*Assigned task:*
From the entries below, please output exactly the lines starting at the one containing "10 × 10 × 10 |" and ending at the one containing "Caveats: the PAW", both included.

*Provided data:*
++++++++
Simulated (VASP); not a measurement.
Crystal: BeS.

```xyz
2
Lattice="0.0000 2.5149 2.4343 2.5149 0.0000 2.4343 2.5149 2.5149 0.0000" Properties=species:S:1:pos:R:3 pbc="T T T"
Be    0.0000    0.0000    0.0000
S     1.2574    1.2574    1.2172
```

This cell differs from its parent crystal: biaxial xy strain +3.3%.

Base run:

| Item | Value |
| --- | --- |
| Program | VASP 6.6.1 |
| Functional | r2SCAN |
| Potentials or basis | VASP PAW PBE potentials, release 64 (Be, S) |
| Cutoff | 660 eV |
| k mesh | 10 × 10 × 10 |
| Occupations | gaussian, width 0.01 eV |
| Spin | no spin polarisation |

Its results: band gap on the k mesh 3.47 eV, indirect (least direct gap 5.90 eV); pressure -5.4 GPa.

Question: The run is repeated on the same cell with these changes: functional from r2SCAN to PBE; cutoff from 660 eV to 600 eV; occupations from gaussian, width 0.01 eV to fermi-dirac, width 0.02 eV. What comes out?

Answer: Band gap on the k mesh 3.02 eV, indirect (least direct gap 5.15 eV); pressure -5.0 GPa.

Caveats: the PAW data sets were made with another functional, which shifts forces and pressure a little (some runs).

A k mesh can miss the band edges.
++++++++

*Written answer:*
| k mesh | 10 × 10 × 10 |
| Occupations | gaussian, width 0.01 eV |
| Spin | no spin polarisation |

Its results: band gap on the k mesh 3.47 eV, indirect (least direct gap 5.90 eV); pressure -5.4 GPa.

Question: The run is repeated on the same cell with these changes: functional from r2SCAN to PBE; cutoff from 660 eV to 600 eV; occupations from gaussian, width 0.01 eV to fermi-dirac, width 0.02 eV. What comes out?

Answer: Band gap on the k mesh 3.02 eV, indirect (least direct gap 5.15 eV); pressure -5.0 GPa.

Caveats: the PAW data sets were made with another functional, which shifts forces and pressure a little (some runs).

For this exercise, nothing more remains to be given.